ACTIVITY -
Please print each record below exactly as it is written.

EXTRACTED RECORDS -
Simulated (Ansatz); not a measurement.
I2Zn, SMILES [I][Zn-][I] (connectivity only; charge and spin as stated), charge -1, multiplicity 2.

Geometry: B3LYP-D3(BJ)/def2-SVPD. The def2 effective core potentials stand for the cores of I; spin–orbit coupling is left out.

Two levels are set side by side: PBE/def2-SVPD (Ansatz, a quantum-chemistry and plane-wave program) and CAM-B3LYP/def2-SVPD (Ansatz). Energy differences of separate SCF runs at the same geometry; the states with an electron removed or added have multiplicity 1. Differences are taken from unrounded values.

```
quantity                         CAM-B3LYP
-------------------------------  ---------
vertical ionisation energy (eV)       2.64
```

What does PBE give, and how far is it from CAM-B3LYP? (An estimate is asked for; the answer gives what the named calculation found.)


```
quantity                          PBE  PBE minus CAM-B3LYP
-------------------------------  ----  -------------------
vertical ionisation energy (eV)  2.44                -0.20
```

WRITTEN REPLY -
Simulated (Ansatz); not a measurement.
I2Zn, SMILES [I][Zn-][I] (connectivity only; charge and spin as stated), charge -1, multiplicity 2.

Geometry: B3LYP-D3(BJ)/def2-SVPD. The def2 effective core potentials stand for the cores of I; spin–orbit coupling is left out.

Two levels are set side by side: PBE/def2-SVPD (Ansatz, a quantum-chemistry and plane-wave program) and CAM-B3LYP/def2-SVPD (Ansatz). Energy differences of separate SCF runs at the same geometry; the states with an electron removed or added have multiplicity 1. Differences are taken from unrounded values.

```
quantity                         CAM-B3LYP
-------------------------------  ---------
vertical ionisation energy (eV)       2.64
```

What does PBE give, and how far is it from CAM-B3LYP? (An estimate is asked for; the answer gives what the named calculation found.)


```
quantity                          PBE  PBE minus CAM-B3LYP
-------------------------------  ----  -------------------
vertical ionisation energy (eV)  2.44                -0.20
```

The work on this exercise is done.